**WORK REQUEST**:
Would you write out, word for word, each line of the records below from the top through the one holding "0.04 | 74.39 |"?

**DATA FOR ANALYSIS**:
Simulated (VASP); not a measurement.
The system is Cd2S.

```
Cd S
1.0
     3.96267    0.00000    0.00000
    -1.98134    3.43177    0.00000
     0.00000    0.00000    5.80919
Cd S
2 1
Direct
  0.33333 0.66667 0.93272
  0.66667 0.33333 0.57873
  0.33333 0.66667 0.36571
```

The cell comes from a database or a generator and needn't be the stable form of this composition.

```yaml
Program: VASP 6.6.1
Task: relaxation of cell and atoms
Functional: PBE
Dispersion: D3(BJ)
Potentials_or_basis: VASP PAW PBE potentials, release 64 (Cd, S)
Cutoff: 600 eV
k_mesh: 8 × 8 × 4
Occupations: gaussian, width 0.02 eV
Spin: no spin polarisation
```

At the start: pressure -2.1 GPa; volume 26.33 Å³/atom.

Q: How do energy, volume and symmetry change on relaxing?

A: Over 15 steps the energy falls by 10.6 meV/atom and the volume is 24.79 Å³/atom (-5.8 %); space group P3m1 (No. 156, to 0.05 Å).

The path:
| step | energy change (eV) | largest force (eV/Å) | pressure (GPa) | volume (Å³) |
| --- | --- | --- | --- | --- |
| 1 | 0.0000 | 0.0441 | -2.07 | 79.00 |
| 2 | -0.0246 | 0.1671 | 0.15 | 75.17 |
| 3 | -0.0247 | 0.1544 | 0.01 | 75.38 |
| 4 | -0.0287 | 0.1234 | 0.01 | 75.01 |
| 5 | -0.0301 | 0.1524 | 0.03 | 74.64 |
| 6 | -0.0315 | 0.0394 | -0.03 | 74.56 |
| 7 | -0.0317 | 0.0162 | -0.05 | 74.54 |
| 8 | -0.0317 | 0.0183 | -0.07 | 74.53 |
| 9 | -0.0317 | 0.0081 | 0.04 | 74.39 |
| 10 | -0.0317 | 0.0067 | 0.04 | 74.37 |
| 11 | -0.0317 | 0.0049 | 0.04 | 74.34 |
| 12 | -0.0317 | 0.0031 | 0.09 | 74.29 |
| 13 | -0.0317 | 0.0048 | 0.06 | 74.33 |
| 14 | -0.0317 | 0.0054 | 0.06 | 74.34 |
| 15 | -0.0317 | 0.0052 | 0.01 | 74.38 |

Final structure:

**RESPONSE BOX**:
Simulated (VASP); not a measurement.
The system is Cd2S.

```
Cd S
1.0
     3.96267    0.00000    0.00000
    -1.98134    3.43177    0.00000
     0.00000    0.00000    5.80919
Cd S
2 1
Direct
  0.33333 0.66667 0.93272
  0.66667 0.33333 0.57873
  0.33333 0.66667 0.36571
```

The cell comes from a database or a generator and needn't be the stable form of this composition.

```yaml
Program: VASP 6.6.1
Task: relaxation of cell and atoms
Functional: PBE
Dispersion: D3(BJ)
Potentials_or_basis: VASP PAW PBE potentials, release 64 (Cd, S)
Cutoff: 600 eV
k_mesh: 8 × 8 × 4
Occupations: gaussian, width 0.02 eV
Spin: no spin polarisation
```

At the start: pressure -2.1 GPa; volume 26.33 Å³/atom.

Q: How do energy, volume and symmetry change on relaxing?

A: Over 15 steps the energy falls by 10.6 meV/atom and the volume is 24.79 Å³/atom (-5.8 %); space group P3m1 (No. 156, to 0.05 Å).

The path:
| step | energy change (eV) | largest force (eV/Å) | pressure (GPa) | volume (Å³) |
| --- | --- | --- | --- | --- |
| 1 | 0.0000 | 0.0441 | -2.07 | 79.00 |
| 2 | -0.0246 | 0.1671 | 0.15 | 75.17 |
| 3 | -0.0247 | 0.1544 | 0.01 | 75.38 |
| 4 | -0.0287 | 0.1234 | 0.01 | 75.01 |
| 5 | -0.0301 | 0.1524 | 0.03 | 74.64 |
| 6 | -0.0315 | 0.0394 | -0.03 | 74.56 |
| 7 | -0.0317 | 0.0162 | -0.05 | 74.54 |
| 8 | -0.0317 | 0.0183 | -0.07 | 74.53 |
| 9 | -0.0317 | 0.0081 | 0.04 | 74.39 |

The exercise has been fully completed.